++++++++++

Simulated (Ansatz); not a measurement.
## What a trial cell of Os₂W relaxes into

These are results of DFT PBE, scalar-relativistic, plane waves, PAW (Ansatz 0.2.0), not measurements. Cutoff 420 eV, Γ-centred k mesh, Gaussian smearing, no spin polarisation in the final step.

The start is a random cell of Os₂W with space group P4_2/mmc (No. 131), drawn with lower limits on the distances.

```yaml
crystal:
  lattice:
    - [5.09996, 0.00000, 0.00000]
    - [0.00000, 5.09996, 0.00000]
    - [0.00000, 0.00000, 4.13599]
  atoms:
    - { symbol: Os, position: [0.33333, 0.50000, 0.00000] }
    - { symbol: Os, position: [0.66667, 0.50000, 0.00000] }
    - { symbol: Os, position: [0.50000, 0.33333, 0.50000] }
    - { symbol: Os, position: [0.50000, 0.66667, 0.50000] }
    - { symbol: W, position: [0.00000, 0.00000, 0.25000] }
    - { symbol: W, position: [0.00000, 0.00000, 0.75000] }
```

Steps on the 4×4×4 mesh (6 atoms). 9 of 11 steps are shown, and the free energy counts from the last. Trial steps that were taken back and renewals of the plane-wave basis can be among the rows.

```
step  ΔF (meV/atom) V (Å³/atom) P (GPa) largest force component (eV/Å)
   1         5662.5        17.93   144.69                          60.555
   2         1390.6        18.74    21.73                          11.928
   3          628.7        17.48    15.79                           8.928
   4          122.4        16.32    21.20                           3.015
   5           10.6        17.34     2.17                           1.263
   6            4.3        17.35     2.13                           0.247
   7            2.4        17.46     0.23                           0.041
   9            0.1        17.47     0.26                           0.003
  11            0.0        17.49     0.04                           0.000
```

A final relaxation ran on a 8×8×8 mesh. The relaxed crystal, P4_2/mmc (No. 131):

++++++++++

Requirement => Only the lines from the first line of the material above through the line that contains "These are results" should be quoted, each one exactly.

Worked solution =>
Simulated (Ansatz); not a measurement.
## What a trial cell of Os₂W relaxes into

These are results of DFT PBE, scalar-relativistic, plane waves, PAW (Ansatz 0.2.0), not measurements. Cutoff 420 eV, Γ-centred k mesh, Gaussian smearing, no spin polarisation in the final step.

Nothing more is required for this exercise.